▶ [DATA RECORDS]

=====

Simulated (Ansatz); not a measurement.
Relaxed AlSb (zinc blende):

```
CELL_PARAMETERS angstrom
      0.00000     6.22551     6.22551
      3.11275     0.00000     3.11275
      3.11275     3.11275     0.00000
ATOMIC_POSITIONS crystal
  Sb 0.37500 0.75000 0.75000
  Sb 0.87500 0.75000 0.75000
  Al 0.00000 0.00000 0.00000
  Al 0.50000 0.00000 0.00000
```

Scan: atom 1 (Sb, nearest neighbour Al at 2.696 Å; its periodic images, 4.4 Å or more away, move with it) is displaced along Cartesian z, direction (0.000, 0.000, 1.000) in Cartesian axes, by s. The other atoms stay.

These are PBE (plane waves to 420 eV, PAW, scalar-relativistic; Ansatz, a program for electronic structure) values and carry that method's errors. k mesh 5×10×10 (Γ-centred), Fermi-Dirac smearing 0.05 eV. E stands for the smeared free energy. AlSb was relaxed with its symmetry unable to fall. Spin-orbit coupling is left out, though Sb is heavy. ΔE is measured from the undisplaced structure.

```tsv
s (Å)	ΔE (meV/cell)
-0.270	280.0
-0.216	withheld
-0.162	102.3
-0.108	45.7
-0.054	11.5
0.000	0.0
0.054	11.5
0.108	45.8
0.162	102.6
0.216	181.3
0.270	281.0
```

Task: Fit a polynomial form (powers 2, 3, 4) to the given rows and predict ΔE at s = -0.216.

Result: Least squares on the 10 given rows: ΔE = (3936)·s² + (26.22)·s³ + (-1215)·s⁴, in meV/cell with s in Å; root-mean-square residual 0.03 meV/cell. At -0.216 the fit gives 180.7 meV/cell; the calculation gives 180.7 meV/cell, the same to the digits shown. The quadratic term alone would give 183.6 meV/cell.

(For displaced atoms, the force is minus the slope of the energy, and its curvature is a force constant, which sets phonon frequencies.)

=====

▶ [WORK TASK] Taking the line with "Relaxed AlSb (zinc" as the first and the line with "Result: Least squares" as the last, retype that stretch of the data above exactly, with no other lines.

▶ [ANSWER SECTION]
Relaxed AlSb (zinc blende):

```
CELL_PARAMETERS angstrom
      0.00000     6.22551     6.22551
      3.11275     0.00000     3.11275
      3.11275     3.11275     0.00000
ATOMIC_POSITIONS crystal
  Sb 0.37500 0.75000 0.75000
  Sb 0.87500 0.75000 0.75000
  Al 0.00000 0.00000 0.00000
  Al 0.50000 0.00000 0.00000
```

Scan: atom 1 (Sb, nearest neighbour Al at 2.696 Å; its periodic images, 4.4 Å or more away, move with it) is displaced along Cartesian z, direction (0.000, 0.000, 1.000) in Cartesian axes, by s. The other atoms stay.

These are PBE (plane waves to 420 eV, PAW, scalar-relativistic; Ansatz, a program for electronic structure) values and carry that method's errors. k mesh 5×10×10 (Γ-centred), Fermi-Dirac smearing 0.05 eV. E stands for the smeared free energy. AlSb was relaxed with its symmetry unable to fall. Spin-orbit coupling is left out, though Sb is heavy. ΔE is measured from the undisplaced structure.

```tsv
s (Å)	ΔE (meV/cell)
-0.270	280.0
-0.216	withheld
-0.162	102.3
-0.108	45.7
-0.054	11.5
0.000	0.0
0.054	11.5
0.108	45.8
0.162	102.6
0.216	181.3
0.270	281.0
```

Task: Fit a polynomial form (powers 2, 3, 4) to the given rows and predict ΔE at s = -0.216.

Result: Least squares on the 10 given rows: ΔE = (3936)·s² + (26.22)·s³ + (-1215)·s⁴, in meV/cell with s in Å; root-mean-square residual 0.03 meV/cell. At -0.216 the fit gives 180.7 meV/cell; the calculation gives 180.7 meV/cell, the same to the digits shown. The quadratic term alone would give 183.6 meV/cell.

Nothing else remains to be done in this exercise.